Exercise - Every record, down to the last line, must be given again exactly.

-------- Provided material

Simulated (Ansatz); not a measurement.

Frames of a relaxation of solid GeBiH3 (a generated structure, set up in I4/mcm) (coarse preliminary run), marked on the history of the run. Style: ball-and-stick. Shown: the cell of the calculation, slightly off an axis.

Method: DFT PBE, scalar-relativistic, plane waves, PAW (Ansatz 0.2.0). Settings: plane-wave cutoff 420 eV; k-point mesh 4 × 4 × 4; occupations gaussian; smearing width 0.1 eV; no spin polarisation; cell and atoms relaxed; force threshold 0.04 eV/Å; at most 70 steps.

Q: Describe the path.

----------------

Response box -
Simulated (Ansatz); not a measurement.

Frames of a relaxation of solid GeBiH3 (a generated structure, set up in I4/mcm) (coarse preliminary run), marked on the history of the run. Style: ball-and-stick. Shown: the cell of the calculation, slightly off an axis.

Method: DFT PBE, scalar-relativistic, plane waves, PAW (Ansatz 0.2.0). Settings: plane-wave cutoff 420 eV; k-point mesh 4 × 4 × 4; occupations gaussian; smearing width 0.1 eV; no spin polarisation; cell and atoms relaxed; force threshold 0.04 eV/Å; at most 70 steps.

Q: Describe the path.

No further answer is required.